• **Material provided**
========================================

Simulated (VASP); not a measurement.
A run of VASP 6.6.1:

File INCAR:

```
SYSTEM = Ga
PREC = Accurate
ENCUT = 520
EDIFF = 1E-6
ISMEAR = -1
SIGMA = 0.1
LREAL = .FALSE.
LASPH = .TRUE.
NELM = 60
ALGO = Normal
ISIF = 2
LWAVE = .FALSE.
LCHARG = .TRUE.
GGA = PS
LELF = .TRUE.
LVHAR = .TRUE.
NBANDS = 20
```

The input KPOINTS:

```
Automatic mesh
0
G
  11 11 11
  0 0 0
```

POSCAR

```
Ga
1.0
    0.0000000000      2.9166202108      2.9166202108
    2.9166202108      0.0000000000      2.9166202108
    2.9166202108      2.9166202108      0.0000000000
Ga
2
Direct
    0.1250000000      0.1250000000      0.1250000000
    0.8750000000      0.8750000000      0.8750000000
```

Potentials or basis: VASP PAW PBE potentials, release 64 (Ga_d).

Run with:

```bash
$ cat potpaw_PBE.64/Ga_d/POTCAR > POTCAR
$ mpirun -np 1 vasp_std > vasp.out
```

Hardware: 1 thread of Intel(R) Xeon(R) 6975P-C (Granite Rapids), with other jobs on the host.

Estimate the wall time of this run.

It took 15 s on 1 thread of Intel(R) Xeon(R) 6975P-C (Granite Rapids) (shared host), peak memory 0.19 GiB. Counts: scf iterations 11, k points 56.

========================================

• **Action item**
Output exactly the lines of the material above from the one containing "Potentials or basis: VASP" up to and including the one containing "Estimate the wall time of this run.".

• **Response area**
Potentials or basis: VASP PAW PBE potentials, release 64 (Ga_d).

Run with:

```bash
$ cat potpaw_PBE.64/Ga_d/POTCAR > POTCAR
$ mpirun -np 1 vasp_std > vasp.out
```

Hardware: 1 thread of Intel(R) Xeon(R) 6975P-C (Granite Rapids), with other jobs on the host.

Estimate the wall time of this run.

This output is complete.